* [BRIEF] Given the listing below, reproduce all of it exactly.

* [DATA PROVIDED]
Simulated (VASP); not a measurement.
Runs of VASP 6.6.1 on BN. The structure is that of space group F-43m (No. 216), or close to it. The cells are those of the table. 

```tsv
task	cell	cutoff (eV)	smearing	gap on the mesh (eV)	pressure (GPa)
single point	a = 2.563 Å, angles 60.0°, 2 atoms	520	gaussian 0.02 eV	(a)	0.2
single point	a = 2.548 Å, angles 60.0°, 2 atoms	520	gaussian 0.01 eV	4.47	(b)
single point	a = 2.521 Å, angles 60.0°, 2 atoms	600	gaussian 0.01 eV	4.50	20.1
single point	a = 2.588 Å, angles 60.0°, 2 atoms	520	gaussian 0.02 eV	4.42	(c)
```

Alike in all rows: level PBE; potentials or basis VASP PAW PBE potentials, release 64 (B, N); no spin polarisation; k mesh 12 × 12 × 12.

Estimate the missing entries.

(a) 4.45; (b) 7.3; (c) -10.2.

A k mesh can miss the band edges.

* [EXERCISE SOLUTION]
Simulated (VASP); not a measurement.
Runs of VASP 6.6.1 on BN. The structure is that of space group F-43m (No. 216), or close to it. The cells are those of the table. 

```tsv
task	cell	cutoff (eV)	smearing	gap on the mesh (eV)	pressure (GPa)
single point	a = 2.563 Å, angles 60.0°, 2 atoms	520	gaussian 0.02 eV	(a)	0.2
single point	a = 2.548 Å, angles 60.0°, 2 atoms	520	gaussian 0.01 eV	4.47	(b)
single point	a = 2.521 Å, angles 60.0°, 2 atoms	600	gaussian 0.01 eV	4.50	20.1
single point	a = 2.588 Å, angles 60.0°, 2 atoms	520	gaussian 0.02 eV	4.42	(c)
```

Alike in all rows: level PBE; potentials or basis VASP PAW PBE potentials, release 64 (B, N); no spin polarisation; k mesh 12 × 12 × 12.

Estimate the missing entries.

(a) 4.45; (b) 7.3; (c) -10.2.

A k mesh can miss the band edges.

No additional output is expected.